Dataset excerpts:
<<<<
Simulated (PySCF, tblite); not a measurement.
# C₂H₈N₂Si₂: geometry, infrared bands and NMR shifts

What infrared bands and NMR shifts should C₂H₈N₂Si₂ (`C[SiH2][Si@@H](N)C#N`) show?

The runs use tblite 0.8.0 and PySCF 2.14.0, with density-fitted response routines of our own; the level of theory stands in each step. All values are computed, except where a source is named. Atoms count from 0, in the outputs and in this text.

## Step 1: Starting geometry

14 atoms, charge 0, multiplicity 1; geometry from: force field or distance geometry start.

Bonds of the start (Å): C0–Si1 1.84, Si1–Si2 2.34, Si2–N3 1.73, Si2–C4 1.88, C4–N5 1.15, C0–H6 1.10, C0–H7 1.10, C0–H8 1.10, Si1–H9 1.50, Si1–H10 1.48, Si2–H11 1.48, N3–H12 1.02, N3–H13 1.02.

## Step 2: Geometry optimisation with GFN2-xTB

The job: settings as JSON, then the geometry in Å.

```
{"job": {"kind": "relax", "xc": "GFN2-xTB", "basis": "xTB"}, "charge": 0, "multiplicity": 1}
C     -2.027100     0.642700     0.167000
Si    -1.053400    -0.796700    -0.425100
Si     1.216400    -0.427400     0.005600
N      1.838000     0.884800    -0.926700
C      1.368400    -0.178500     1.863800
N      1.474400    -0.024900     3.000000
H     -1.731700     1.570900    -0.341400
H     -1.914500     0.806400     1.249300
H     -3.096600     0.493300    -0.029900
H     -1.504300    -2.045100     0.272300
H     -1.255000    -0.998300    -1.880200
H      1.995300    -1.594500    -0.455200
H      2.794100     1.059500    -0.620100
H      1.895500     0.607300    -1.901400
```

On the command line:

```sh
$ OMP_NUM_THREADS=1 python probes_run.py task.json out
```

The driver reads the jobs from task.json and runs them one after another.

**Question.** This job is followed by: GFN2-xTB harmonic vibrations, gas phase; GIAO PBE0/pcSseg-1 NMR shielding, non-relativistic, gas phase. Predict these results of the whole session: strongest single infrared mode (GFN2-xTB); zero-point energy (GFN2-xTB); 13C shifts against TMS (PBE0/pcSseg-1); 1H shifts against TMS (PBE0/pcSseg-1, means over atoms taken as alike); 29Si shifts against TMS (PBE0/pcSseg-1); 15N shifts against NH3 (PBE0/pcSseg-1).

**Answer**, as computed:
>>>>

Required action:
Exactly the lines running from the top of the records to the line that contains "What infrared bands", inclusive, must be set down, and nothing more.

Exercise solution:
Simulated (PySCF, tblite); not a measurement.
# C₂H₈N₂Si₂: geometry, infrared bands and NMR shifts

What infrared bands and NMR shifts should C₂H₈N₂Si₂ (`C[SiH2][Si@@H](N)C#N`) show?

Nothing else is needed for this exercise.